WORK TASK: Give again, word for word, each line below starting at the one that contains "# Mayer bond orders and bond lengths" and ending at the one that contains "SMILES with atom".

==*==
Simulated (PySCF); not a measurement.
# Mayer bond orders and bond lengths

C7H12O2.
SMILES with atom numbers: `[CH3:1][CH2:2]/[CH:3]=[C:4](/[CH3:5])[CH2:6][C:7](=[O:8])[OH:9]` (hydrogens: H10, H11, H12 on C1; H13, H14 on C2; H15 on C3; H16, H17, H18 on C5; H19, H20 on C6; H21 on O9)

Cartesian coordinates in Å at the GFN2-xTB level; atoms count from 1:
==*==

RESPONSE:
# Mayer bond orders and bond lengths

C7H12O2.
SMILES with atom numbers: `[CH3:1][CH2:2]/[CH:3]=[C:4](/[CH3:5])[CH2:6][C:7](=[O:8])[OH:9]` (hydrogens: H10, H11, H12 on C1; H13, H14 on C2; H15 on C3; H16, H17, H18 on C5; H19, H20 on C6; H21 on O9)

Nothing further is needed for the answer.